━━━━━━━━━━━━━━━━━━━━━━━━━━━━━━

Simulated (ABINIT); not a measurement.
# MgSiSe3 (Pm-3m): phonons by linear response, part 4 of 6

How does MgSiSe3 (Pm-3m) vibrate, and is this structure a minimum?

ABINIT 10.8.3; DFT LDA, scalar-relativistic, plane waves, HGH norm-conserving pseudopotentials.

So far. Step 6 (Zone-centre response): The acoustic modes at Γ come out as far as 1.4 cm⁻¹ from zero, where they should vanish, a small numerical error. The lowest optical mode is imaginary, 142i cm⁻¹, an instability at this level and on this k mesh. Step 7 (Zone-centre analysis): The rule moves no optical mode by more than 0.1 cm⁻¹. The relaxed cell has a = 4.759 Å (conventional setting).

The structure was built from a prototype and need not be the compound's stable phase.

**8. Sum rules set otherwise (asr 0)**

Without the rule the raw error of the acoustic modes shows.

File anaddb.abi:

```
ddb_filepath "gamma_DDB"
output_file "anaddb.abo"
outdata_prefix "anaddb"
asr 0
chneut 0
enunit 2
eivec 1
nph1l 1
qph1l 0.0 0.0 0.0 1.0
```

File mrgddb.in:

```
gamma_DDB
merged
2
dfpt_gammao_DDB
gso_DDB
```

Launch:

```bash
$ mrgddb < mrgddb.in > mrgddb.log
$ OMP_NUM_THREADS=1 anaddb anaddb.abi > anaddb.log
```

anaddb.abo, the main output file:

━━━━━━━━━━━━━━━━━━━━━━━━━━━━━━

:: Work request ::
Please give back, exactly as it stands above, the stretch from the line with "How does MgSiSe3" through the line with "ABINIT 10.8.3; DFT", and no line outside it.

:: Problem solution ::
How does MgSiSe3 (Pm-3m) vibrate, and is this structure a minimum?

ABINIT 10.8.3; DFT LDA, scalar-relativistic, plane waves, HGH norm-conserving pseudopotentials.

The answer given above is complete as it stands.